◆ Work task
Output all of the material exactly; leave out no line.

+===+

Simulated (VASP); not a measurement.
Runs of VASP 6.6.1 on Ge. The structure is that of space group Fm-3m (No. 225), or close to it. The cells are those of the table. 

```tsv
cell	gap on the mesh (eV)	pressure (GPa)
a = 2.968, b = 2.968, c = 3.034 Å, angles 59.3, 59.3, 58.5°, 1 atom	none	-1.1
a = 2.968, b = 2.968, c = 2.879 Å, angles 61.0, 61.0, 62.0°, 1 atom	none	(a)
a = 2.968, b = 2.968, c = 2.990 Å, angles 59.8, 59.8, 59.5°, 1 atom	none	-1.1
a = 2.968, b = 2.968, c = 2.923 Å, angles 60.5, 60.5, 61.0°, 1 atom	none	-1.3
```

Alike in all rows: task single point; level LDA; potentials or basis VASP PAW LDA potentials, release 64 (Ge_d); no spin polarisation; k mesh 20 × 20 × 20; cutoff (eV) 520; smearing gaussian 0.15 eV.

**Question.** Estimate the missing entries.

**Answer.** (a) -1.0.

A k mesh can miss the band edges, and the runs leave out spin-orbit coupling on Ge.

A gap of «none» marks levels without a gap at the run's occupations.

+===+

◆ Your response
Simulated (VASP); not a measurement.
Runs of VASP 6.6.1 on Ge. The structure is that of space group Fm-3m (No. 225), or close to it. The cells are those of the table. 

```tsv
cell	gap on the mesh (eV)	pressure (GPa)
a = 2.968, b = 2.968, c = 3.034 Å, angles 59.3, 59.3, 58.5°, 1 atom	none	-1.1
a = 2.968, b = 2.968, c = 2.879 Å, angles 61.0, 61.0, 62.0°, 1 atom	none	(a)
a = 2.968, b = 2.968, c = 2.990 Å, angles 59.8, 59.8, 59.5°, 1 atom	none	-1.1
a = 2.968, b = 2.968, c = 2.923 Å, angles 60.5, 60.5, 61.0°, 1 atom	none	-1.3
```

Alike in all rows: task single point; level LDA; potentials or basis VASP PAW LDA potentials, release 64 (Ge_d); no spin polarisation; k mesh 20 × 20 × 20; cutoff (eV) 520; smearing gaussian 0.15 eV.

**Question.** Estimate the missing entries.

**Answer.** (a) -1.0.

A k mesh can miss the band edges, and the runs leave out spin-orbit coupling on Ge.

A gap of «none» marks levels without a gap at the run's occupations.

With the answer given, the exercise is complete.